*Work item*. Return the listing below in full, exactly.

*Information given*.
------------------------------------------------

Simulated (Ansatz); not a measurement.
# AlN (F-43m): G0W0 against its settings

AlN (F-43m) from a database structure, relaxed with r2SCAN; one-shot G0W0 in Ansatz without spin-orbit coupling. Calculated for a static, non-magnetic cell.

------------------------------------------------

*Exercise solution*.
Simulated (Ansatz); not a measurement.
# AlN (F-43m): G0W0 against its settings

AlN (F-43m) from a database structure, relaxed with r2SCAN; one-shot G0W0 in Ansatz without spin-orbit coupling. Calculated for a static, non-magnetic cell.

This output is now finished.